• BRIEF
Reproduce the records below in their entirety, character for character.

= = =
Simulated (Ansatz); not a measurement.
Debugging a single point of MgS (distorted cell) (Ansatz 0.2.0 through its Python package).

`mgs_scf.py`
= = =

• SOLUTION
Simulated (Ansatz); not a measurement.
Debugging a single point of MgS (distorted cell) (Ansatz 0.2.0 through its Python package).

`mgs_scf.py`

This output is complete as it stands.